Every line of the listing should be transcribed exactly, with nothing left out.

##############################

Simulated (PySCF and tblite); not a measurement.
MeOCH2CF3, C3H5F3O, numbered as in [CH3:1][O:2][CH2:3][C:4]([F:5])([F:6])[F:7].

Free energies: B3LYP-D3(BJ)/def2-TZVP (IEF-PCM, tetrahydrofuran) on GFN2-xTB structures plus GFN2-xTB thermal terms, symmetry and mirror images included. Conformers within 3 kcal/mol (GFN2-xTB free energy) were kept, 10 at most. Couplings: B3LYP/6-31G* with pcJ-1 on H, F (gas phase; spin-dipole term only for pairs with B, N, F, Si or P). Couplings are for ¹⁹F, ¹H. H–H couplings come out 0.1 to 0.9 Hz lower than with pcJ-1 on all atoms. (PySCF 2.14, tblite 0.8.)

##############################

■ **Answer section**:
Simulated (PySCF and tblite); not a measurement.
MeOCH2CF3, C3H5F3O, numbered as in [CH3:1][O:2][CH2:3][C:4]([F:5])([F:6])[F:7].

Free energies: B3LYP-D3(BJ)/def2-TZVP (IEF-PCM, tetrahydrofuran) on GFN2-xTB structures plus GFN2-xTB thermal terms, symmetry and mirror images included. Conformers within 3 kcal/mol (GFN2-xTB free energy) were kept, 10 at most. Couplings: B3LYP/6-31G* with pcJ-1 on H, F (gas phase; spin-dipole term only for pairs with B, N, F, Si or P). Couplings are for ¹⁹F, ¹H. H–H couplings come out 0.1 to 0.9 Hz lower than with pcJ-1 on all atoms. (PySCF 2.14, tblite 0.8.)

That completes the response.